══════════════════════════════

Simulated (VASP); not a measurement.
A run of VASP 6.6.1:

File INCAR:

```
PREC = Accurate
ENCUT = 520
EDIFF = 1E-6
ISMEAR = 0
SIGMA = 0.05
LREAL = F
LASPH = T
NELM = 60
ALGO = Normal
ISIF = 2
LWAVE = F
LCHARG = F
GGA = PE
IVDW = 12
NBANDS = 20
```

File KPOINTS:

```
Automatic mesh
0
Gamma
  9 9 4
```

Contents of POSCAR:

══════════════════════════════

Work instruction: Exactly as they appear above, return all of the records.

Exercise output:
Simulated (VASP); not a measurement.
A run of VASP 6.6.1:

File INCAR:

```
PREC = Accurate
ENCUT = 520
EDIFF = 1E-6
ISMEAR = 0
SIGMA = 0.05
LREAL = F
LASPH = T
NELM = 60
ALGO = Normal
ISIF = 2
LWAVE = F
LCHARG = F
GGA = PE
IVDW = 12
NBANDS = 20
```

File KPOINTS:

```
Automatic mesh
0
Gamma
  9 9 4
```

Contents of POSCAR:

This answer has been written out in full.